Data listing —
——

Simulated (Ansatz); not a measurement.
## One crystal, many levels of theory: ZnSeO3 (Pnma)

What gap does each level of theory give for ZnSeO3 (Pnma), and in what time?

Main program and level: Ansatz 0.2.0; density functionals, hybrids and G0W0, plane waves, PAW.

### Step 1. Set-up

——

Reproduce the material word for word. Leave nothing out.

Simulated (Ansatz); not a measurement.
## One crystal, many levels of theory: ZnSeO3 (Pnma)

What gap does each level of theory give for ZnSeO3 (Pnma), and in what time?

Main program and level: Ansatz 0.2.0; density functionals, hybrids and G0W0, plane waves, PAW.

### Step 1. Set-up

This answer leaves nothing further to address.